Records shown:
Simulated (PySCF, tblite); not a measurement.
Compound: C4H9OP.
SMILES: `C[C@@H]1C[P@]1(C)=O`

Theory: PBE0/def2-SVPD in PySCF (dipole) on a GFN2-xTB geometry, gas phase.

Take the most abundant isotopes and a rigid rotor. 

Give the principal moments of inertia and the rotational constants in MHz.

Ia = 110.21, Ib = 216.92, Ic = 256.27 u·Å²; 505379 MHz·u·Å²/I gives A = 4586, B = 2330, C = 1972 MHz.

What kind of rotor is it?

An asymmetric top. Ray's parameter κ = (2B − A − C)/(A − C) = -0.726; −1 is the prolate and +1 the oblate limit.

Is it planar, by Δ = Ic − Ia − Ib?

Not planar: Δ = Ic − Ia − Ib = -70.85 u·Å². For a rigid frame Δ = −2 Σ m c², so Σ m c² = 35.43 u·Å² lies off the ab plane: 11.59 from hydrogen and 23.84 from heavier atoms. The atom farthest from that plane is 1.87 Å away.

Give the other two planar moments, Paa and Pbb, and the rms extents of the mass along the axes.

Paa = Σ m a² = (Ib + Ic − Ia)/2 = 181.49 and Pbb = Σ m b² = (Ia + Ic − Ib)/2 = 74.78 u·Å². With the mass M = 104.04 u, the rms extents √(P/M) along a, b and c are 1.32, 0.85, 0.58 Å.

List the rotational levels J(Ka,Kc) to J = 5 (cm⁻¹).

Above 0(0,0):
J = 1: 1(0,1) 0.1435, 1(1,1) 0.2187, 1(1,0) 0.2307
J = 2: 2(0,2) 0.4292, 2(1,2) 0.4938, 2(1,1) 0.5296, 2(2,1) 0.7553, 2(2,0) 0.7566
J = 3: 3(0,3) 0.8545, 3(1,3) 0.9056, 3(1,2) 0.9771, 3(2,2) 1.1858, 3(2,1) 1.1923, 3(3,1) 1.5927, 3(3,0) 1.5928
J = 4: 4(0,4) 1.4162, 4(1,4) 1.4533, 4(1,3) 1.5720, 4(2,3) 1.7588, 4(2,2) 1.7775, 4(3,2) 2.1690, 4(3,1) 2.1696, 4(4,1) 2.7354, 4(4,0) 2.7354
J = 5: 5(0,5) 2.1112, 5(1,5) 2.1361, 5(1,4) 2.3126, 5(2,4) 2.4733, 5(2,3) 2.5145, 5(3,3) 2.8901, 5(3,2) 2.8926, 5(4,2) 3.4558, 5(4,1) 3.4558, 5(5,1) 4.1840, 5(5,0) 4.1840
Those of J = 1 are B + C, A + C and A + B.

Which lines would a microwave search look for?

Work item: Give back, word for word, only the lines above from the line holding "J = 3: 3(0,3)" to the line holding "Those of J = 1 are B + C, A + C and A + B.", both included.

Expected answer:
J = 3: 3(0,3) 0.8545, 3(1,3) 0.9056, 3(1,2) 0.9771, 3(2,2) 1.1858, 3(2,1) 1.1923, 3(3,1) 1.5927, 3(3,0) 1.5928
J = 4: 4(0,4) 1.4162, 4(1,4) 1.4533, 4(1,3) 1.5720, 4(2,3) 1.7588, 4(2,2) 1.7775, 4(3,2) 2.1690, 4(3,1) 2.1696, 4(4,1) 2.7354, 4(4,0) 2.7354
J = 5: 5(0,5) 2.1112, 5(1,5) 2.1361, 5(1,4) 2.3126, 5(2,4) 2.4733, 5(2,3) 2.5145, 5(3,3) 2.8901, 5(3,2) 2.8926, 5(4,2) 3.4558, 5(4,1) 3.4558, 5(5,1) 4.1840, 5(5,0) 4.1840
Those of J = 1 are B + C, A + C and A + B.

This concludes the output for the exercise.